[Start of section]
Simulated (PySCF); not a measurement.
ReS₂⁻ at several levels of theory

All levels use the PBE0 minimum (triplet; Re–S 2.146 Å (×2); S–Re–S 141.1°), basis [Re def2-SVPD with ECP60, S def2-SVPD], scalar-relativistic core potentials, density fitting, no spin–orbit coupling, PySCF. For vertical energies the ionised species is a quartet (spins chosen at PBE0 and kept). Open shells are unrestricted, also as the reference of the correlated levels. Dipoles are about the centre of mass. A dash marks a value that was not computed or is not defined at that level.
[End of section]

Please retype all of the material above, keeping it exact.

#### Answer space
Simulated (PySCF); not a measurement.
ReS₂⁻ at several levels of theory

All levels use the PBE0 minimum (triplet; Re–S 2.146 Å (×2); S–Re–S 141.1°), basis [Re def2-SVPD with ECP60, S def2-SVPD], scalar-relativistic core potentials, density fitting, no spin–orbit coupling, PySCF. For vertical energies the ionised species is a quartet (spins chosen at PBE0 and kept). Open shells are unrestricted, also as the reference of the correlated levels. Dipoles are about the centre of mass. A dash marks a value that was not computed or is not defined at that level.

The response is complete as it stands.